• The data
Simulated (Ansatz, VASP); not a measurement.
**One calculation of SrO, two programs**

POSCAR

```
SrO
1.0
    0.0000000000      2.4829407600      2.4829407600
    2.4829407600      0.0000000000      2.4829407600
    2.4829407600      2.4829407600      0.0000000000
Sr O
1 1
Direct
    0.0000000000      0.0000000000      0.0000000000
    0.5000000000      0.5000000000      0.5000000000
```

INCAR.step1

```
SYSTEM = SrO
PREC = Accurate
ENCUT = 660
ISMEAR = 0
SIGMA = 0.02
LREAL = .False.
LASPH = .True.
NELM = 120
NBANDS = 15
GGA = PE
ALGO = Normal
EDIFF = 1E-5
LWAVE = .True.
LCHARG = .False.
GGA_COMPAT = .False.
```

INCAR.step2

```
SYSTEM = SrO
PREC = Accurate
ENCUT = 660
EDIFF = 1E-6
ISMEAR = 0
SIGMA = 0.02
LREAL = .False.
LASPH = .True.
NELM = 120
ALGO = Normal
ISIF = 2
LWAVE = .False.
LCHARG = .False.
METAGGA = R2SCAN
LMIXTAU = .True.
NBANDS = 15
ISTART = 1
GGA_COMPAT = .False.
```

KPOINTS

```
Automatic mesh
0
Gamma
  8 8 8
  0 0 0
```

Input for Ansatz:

• Work task
Reproduce the whole of the records exactly, so that no line differs from the source above.

• Task output
Simulated (Ansatz, VASP); not a measurement.
**One calculation of SrO, two programs**

POSCAR

```
SrO
1.0
    0.0000000000      2.4829407600      2.4829407600
    2.4829407600      0.0000000000      2.4829407600
    2.4829407600      2.4829407600      0.0000000000
Sr O
1 1
Direct
    0.0000000000      0.0000000000      0.0000000000
    0.5000000000      0.5000000000      0.5000000000
```

INCAR.step1

```
SYSTEM = SrO
PREC = Accurate
ENCUT = 660
ISMEAR = 0
SIGMA = 0.02
LREAL = .False.
LASPH = .True.
NELM = 120
NBANDS = 15
GGA = PE
ALGO = Normal
EDIFF = 1E-5
LWAVE = .True.
LCHARG = .False.
GGA_COMPAT = .False.
```

INCAR.step2

```
SYSTEM = SrO
PREC = Accurate
ENCUT = 660
EDIFF = 1E-6
ISMEAR = 0
SIGMA = 0.02
LREAL = .False.
LASPH = .True.
NELM = 120
ALGO = Normal
ISIF = 2
LWAVE = .False.
LCHARG = .False.
METAGGA = R2SCAN
LMIXTAU = .True.
NBANDS = 15
ISTART = 1
GGA_COMPAT = .False.
```

KPOINTS

```
Automatic mesh
0
Gamma
  8 8 8
  0 0 0
```

Input for Ansatz:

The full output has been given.